# Work request
The response must match the data below exactly, line for line.

::: Dataset records :::
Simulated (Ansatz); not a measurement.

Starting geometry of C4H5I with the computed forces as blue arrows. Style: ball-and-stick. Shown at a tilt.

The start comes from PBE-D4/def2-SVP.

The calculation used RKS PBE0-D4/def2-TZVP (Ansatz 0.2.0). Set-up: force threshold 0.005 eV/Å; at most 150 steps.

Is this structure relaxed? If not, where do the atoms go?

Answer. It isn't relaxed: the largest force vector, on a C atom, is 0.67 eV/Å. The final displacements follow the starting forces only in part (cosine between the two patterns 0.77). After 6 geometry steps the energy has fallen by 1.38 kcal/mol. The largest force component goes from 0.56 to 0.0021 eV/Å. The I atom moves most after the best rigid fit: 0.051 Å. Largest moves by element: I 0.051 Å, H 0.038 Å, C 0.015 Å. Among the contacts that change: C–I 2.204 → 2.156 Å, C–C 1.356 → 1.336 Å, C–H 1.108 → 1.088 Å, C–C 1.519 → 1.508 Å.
:::

# Response area
Simulated (Ansatz); not a measurement.

Starting geometry of C4H5I with the computed forces as blue arrows. Style: ball-and-stick. Shown at a tilt.

The start comes from PBE-D4/def2-SVP.

The calculation used RKS PBE0-D4/def2-TZVP (Ansatz 0.2.0). Set-up: force threshold 0.005 eV/Å; at most 150 steps.

Is this structure relaxed? If not, where do the atoms go?

Answer. It isn't relaxed: the largest force vector, on a C atom, is 0.67 eV/Å. The final displacements follow the starting forces only in part (cosine between the two patterns 0.77). After 6 geometry steps the energy has fallen by 1.38 kcal/mol. The largest force component goes from 0.56 to 0.0021 eV/Å. The I atom moves most after the best rigid fit: 0.051 Å. Largest moves by element: I 0.051 Å, H 0.038 Å, C 0.015 Å. Among the contacts that change: C–I 2.204 → 2.156 Å, C–C 1.356 → 1.336 Å, C–H 1.108 → 1.088 Å, C–C 1.519 → 1.508 Å.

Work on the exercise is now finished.